TASK ITEM: Which lines of the entries below run from the one holding "This is the conventional cell." to the one holding "Load acts through", inclusive? Set down exactly those lines and no others.

Start of Block

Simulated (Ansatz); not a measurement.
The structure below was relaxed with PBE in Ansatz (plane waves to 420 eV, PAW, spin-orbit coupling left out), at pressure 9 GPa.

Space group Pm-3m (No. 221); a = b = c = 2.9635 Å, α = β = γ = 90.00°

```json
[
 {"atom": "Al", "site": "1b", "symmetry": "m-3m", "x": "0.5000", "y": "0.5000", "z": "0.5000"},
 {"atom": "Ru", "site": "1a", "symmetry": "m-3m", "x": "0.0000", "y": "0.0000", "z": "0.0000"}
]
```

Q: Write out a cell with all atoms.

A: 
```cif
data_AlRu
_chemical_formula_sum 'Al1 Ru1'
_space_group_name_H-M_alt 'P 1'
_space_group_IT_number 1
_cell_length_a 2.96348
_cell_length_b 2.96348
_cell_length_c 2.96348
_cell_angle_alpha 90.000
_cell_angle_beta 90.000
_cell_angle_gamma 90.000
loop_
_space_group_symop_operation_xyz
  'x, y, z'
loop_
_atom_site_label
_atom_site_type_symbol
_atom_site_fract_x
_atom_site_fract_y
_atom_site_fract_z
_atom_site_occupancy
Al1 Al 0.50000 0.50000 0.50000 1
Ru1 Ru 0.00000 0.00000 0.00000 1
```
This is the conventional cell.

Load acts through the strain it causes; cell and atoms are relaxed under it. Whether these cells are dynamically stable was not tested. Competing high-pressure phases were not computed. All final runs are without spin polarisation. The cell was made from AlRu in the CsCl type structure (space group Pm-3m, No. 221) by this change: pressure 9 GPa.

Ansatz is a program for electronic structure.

End of Block

WRITTEN REPLY:
This is the conventional cell.

Load acts through the strain it causes; cell and atoms are relaxed under it. Whether these cells are dynamically stable was not tested. Competing high-pressure phases were not computed. All final runs are without spin polarisation. The cell was made from AlRu in the CsCl type structure (space group Pm-3m, No. 221) by this change: pressure 9 GPa.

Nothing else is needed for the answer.